::::

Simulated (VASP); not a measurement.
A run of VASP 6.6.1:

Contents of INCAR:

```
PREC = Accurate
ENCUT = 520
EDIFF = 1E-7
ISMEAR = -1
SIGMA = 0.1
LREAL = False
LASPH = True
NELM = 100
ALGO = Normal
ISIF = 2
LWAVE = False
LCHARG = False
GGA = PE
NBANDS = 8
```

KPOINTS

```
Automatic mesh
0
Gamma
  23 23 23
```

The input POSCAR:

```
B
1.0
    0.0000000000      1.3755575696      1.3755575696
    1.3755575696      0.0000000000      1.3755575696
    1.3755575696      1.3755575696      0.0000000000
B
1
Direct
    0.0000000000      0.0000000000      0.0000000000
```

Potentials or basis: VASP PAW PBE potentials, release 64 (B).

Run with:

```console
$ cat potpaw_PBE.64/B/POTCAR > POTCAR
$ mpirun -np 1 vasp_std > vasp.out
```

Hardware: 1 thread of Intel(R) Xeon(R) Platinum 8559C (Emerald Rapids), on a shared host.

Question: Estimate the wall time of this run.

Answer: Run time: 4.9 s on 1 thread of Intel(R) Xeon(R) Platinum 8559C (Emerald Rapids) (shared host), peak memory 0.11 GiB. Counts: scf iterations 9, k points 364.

::::

Action item:
Send back exactly, with nothing added, the lines from the first line of the material above through the line holding "Question: Estimate the wall time of this run."; both ends are included.

Task response:
Simulated (VASP); not a measurement.
A run of VASP 6.6.1:

Contents of INCAR:

```
PREC = Accurate
ENCUT = 520
EDIFF = 1E-7
ISMEAR = -1
SIGMA = 0.1
LREAL = False
LASPH = True
NELM = 100
ALGO = Normal
ISIF = 2
LWAVE = False
LCHARG = False
GGA = PE
NBANDS = 8
```

KPOINTS

```
Automatic mesh
0
Gamma
  23 23 23
```

The input POSCAR:

```
B
1.0
    0.0000000000      1.3755575696      1.3755575696
    1.3755575696      0.0000000000      1.3755575696
    1.3755575696      1.3755575696      0.0000000000
B
1
Direct
    0.0000000000      0.0000000000      0.0000000000
```

Potentials or basis: VASP PAW PBE potentials, release 64 (B).

Run with:

```console
$ cat potpaw_PBE.64/B/POTCAR > POTCAR
$ mpirun -np 1 vasp_std > vasp.out
```

Hardware: 1 thread of Intel(R) Xeon(R) Platinum 8559C (Emerald Rapids), on a shared host.

Question: Estimate the wall time of this run.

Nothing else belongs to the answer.